Recorded information below:

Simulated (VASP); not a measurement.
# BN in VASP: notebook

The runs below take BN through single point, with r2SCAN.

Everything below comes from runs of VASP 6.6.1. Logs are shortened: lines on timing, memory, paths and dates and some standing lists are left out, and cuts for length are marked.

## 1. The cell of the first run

End of Recorded information.

Work order: Reproduce every entry shown above, precisely as it stands.

Answer box:
Simulated (VASP); not a measurement.
# BN in VASP: notebook

The runs below take BN through single point, with r2SCAN.

Everything below comes from runs of VASP 6.6.1. Logs are shortened: lines on timing, memory, paths and dates and some standing lists are left out, and cuts for length are marked.

## 1. The cell of the first run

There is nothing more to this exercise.